╭─ Records shown

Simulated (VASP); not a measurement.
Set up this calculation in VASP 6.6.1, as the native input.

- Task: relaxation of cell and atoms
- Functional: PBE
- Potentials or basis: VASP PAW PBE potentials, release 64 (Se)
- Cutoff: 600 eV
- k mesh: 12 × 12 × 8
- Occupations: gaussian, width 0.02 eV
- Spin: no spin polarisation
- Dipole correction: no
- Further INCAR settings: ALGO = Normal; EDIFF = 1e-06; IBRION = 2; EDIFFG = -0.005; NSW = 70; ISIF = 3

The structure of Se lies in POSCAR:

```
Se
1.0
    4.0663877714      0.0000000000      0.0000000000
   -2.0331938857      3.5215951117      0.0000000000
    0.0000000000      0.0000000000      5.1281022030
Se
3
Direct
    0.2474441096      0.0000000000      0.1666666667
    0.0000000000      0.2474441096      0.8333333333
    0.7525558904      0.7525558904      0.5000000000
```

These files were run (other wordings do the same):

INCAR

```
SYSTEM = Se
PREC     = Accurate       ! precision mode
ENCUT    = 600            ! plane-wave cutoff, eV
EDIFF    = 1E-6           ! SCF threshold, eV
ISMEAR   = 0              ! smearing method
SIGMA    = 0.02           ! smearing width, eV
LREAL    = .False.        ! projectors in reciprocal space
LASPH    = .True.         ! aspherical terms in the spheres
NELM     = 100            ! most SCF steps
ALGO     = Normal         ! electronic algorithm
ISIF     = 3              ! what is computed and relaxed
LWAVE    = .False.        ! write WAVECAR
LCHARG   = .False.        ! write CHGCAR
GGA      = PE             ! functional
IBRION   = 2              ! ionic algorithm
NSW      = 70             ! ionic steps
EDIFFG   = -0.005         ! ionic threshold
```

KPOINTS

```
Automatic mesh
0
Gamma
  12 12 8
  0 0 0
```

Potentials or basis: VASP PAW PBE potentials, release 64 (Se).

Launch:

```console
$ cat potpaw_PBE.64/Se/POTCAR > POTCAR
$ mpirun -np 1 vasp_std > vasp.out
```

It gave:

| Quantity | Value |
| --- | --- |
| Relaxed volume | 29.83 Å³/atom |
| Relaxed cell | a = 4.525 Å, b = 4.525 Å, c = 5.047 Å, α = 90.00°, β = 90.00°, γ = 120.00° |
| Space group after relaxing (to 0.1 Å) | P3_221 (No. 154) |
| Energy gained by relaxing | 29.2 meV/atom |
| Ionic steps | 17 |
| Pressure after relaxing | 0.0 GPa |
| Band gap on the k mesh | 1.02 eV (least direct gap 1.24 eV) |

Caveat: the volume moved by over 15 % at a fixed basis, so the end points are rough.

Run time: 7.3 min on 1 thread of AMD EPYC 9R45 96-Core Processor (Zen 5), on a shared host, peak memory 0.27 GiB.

╰─

**Task item:** In exact wording, restate the lines of the data above from the first through the one holding "relaxing | 0.0 GPa |", and stop after that line.

**Expected answer:**
Simulated (VASP); not a measurement.
Set up this calculation in VASP 6.6.1, as the native input.

- Task: relaxation of cell and atoms
- Functional: PBE
- Potentials or basis: VASP PAW PBE potentials, release 64 (Se)
- Cutoff: 600 eV
- k mesh: 12 × 12 × 8
- Occupations: gaussian, width 0.02 eV
- Spin: no spin polarisation
- Dipole correction: no
- Further INCAR settings: ALGO = Normal; EDIFF = 1e-06; IBRION = 2; EDIFFG = -0.005; NSW = 70; ISIF = 3

The structure of Se lies in POSCAR:

```
Se
1.0
    4.0663877714      0.0000000000      0.0000000000
   -2.0331938857      3.5215951117      0.0000000000
    0.0000000000      0.0000000000      5.1281022030
Se
3
Direct
    0.2474441096      0.0000000000      0.1666666667
    0.0000000000      0.2474441096      0.8333333333
    0.7525558904      0.7525558904      0.5000000000
```

These files were run (other wordings do the same):

INCAR

```
SYSTEM = Se
PREC     = Accurate       ! precision mode
ENCUT    = 600            ! plane-wave cutoff, eV
EDIFF    = 1E-6           ! SCF threshold, eV
ISMEAR   = 0              ! smearing method
SIGMA    = 0.02           ! smearing width, eV
LREAL    = .False.        ! projectors in reciprocal space
LASPH    = .True.         ! aspherical terms in the spheres
NELM     = 100            ! most SCF steps
ALGO     = Normal         ! electronic algorithm
ISIF     = 3              ! what is computed and relaxed
LWAVE    = .False.        ! write WAVECAR
LCHARG   = .False.        ! write CHGCAR
GGA      = PE             ! functional
IBRION   = 2              ! ionic algorithm
NSW      = 70             ! ionic steps
EDIFFG   = -0.005         ! ionic threshold
```

KPOINTS

```
Automatic mesh
0
Gamma
  12 12 8
  0 0 0
```

Potentials or basis: VASP PAW PBE potentials, release 64 (Se).

Launch:

```console
$ cat potpaw_PBE.64/Se/POTCAR > POTCAR
$ mpirun -np 1 vasp_std > vasp.out
```

It gave:

| Quantity | Value |
| --- | --- |
| Relaxed volume | 29.83 Å³/atom |
| Relaxed cell | a = 4.525 Å, b = 4.525 Å, c = 5.047 Å, α = 90.00°, β = 90.00°, γ = 120.00° |
| Space group after relaxing (to 0.1 Å) | P3_221 (No. 154) |
| Energy gained by relaxing | 29.2 meV/atom |
| Ionic steps | 17 |
| Pressure after relaxing | 0.0 GPa |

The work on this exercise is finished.